Line by line, repeat the material below without any deviation.

Start of Data extract

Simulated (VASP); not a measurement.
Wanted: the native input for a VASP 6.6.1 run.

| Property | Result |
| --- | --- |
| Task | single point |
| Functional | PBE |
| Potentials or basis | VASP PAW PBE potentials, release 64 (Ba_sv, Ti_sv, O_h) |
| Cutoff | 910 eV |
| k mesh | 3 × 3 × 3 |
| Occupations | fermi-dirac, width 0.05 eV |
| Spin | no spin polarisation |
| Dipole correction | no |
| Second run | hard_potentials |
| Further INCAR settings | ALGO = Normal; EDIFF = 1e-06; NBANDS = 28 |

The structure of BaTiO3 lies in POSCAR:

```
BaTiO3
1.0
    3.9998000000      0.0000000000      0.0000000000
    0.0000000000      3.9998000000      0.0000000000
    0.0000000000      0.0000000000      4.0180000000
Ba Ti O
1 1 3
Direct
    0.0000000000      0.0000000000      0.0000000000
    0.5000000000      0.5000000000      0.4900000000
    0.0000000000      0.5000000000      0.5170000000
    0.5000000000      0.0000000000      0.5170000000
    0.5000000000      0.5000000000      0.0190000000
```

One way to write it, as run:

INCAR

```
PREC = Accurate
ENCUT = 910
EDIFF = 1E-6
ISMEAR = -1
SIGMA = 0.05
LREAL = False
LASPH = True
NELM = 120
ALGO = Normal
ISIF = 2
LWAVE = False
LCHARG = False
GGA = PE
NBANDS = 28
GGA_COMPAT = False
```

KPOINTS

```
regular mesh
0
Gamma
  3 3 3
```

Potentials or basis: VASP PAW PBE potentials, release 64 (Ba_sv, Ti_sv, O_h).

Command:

End of Data extract

**Exercise solution**
Simulated (VASP); not a measurement.
Wanted: the native input for a VASP 6.6.1 run.

| Property | Result |
| --- | --- |
| Task | single point |
| Functional | PBE |
| Potentials or basis | VASP PAW PBE potentials, release 64 (Ba_sv, Ti_sv, O_h) |
| Cutoff | 910 eV |
| k mesh | 3 × 3 × 3 |
| Occupations | fermi-dirac, width 0.05 eV |
| Spin | no spin polarisation |
| Dipole correction | no |
| Second run | hard_potentials |
| Further INCAR settings | ALGO = Normal; EDIFF = 1e-06; NBANDS = 28 |

The structure of BaTiO3 lies in POSCAR:

```
BaTiO3
1.0
    3.9998000000      0.0000000000      0.0000000000
    0.0000000000      3.9998000000      0.0000000000
    0.0000000000      0.0000000000      4.0180000000
Ba Ti O
1 1 3
Direct
    0.0000000000      0.0000000000      0.0000000000
    0.5000000000      0.5000000000      0.4900000000
    0.0000000000      0.5000000000      0.5170000000
    0.5000000000      0.0000000000      0.5170000000
    0.5000000000      0.5000000000      0.0190000000
```

One way to write it, as run:

INCAR

```
PREC = Accurate
ENCUT = 910
EDIFF = 1E-6
ISMEAR = -1
SIGMA = 0.05
LREAL = False
LASPH = True
NELM = 120
ALGO = Normal
ISIF = 2
LWAVE = False
LCHARG = False
GGA = PE
NBANDS = 28
GGA_COMPAT = False
```

KPOINTS

```
regular mesh
0
Gamma
  3 3 3
```

Potentials or basis: VASP PAW PBE potentials, release 64 (Ba_sv, Ti_sv, O_h).

Command:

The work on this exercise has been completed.